| LISTED RECORDS |
=-=-=-=-=

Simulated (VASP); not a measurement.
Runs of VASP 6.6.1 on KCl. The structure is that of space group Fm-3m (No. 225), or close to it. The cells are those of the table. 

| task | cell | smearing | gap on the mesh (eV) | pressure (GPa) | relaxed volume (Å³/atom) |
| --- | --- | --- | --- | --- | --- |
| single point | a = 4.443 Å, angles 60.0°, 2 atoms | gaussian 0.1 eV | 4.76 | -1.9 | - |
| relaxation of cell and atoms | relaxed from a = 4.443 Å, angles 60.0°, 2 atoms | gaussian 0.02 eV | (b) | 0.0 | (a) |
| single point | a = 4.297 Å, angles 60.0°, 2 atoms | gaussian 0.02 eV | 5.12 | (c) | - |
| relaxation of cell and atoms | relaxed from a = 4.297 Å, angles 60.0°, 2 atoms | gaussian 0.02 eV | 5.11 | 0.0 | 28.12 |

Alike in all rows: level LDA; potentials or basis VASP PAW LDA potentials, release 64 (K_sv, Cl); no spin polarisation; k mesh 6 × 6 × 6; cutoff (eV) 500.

=-=-=-=-=

All the lines above must be output exactly, with none omitted.

Simulated (VASP); not a measurement.
Runs of VASP 6.6.1 on KCl. The structure is that of space group Fm-3m (No. 225), or close to it. The cells are those of the table. 

| task | cell | smearing | gap on the mesh (eV) | pressure (GPa) | relaxed volume (Å³/atom) |
| --- | --- | --- | --- | --- | --- |
| single point | a = 4.443 Å, angles 60.0°, 2 atoms | gaussian 0.1 eV | 4.76 | -1.9 | - |
| relaxation of cell and atoms | relaxed from a = 4.443 Å, angles 60.0°, 2 atoms | gaussian 0.02 eV | (b) | 0.0 | (a) |
| single point | a = 4.297 Å, angles 60.0°, 2 atoms | gaussian 0.02 eV | 5.12 | (c) | - |
| relaxation of cell and atoms | relaxed from a = 4.297 Å, angles 60.0°, 2 atoms | gaussian 0.02 eV | 5.11 | 0.0 | 28.12 |

Alike in all rows: level LDA; potentials or basis VASP PAW LDA potentials, release 64 (K_sv, Cl); no spin polarisation; k mesh 6 × 6 × 6; cutoff (eV) 500.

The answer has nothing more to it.